- MATERIAL PROVIDED:
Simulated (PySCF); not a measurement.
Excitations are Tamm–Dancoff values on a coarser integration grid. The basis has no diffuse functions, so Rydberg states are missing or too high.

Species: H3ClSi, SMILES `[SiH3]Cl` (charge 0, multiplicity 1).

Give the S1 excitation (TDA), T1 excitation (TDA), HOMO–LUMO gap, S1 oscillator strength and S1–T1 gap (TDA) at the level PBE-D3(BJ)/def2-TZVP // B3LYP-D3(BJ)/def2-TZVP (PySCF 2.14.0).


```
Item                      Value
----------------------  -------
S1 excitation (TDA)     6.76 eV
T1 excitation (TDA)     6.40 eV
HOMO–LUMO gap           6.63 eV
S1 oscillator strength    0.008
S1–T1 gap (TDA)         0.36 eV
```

- REQUIREMENT:
What you return should be the lines from the start of the data through the line with "Species: H3ClSi, SMILES", quoted exactly and nothing more.

- EXERCISE OUTPUT:
Simulated (PySCF); not a measurement.
Excitations are Tamm–Dancoff values on a coarser integration grid. The basis has no diffuse functions, so Rydberg states are missing or too high.

Species: H3ClSi, SMILES `[SiH3]Cl` (charge 0, multiplicity 1).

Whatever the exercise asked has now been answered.